▶

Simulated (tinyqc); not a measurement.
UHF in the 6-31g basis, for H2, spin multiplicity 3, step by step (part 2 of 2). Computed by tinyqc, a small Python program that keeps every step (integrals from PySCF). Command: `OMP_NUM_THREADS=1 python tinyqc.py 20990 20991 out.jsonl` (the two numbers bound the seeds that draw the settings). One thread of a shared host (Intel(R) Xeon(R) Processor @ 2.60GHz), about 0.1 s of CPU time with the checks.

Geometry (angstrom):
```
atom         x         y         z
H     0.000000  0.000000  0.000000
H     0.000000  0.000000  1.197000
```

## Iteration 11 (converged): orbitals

◀

▶ [TASK ITEM] When you retype the entries above, keep every line identical to the source.

▶ [TASK RESPONSE]
Simulated (tinyqc); not a measurement.
UHF in the 6-31g basis, for H2, spin multiplicity 3, step by step (part 2 of 2). Computed by tinyqc, a small Python program that keeps every step (integrals from PySCF). Command: `OMP_NUM_THREADS=1 python tinyqc.py 20990 20991 out.jsonl` (the two numbers bound the seeds that draw the settings). One thread of a shared host (Intel(R) Xeon(R) Processor @ 2.60GHz), about 0.1 s of CPU time with the checks.

Geometry (angstrom):
```
atom         x         y         z
H     0.000000  0.000000  0.000000
H     0.000000  0.000000  1.197000
```

## Iteration 11 (converged): orbitals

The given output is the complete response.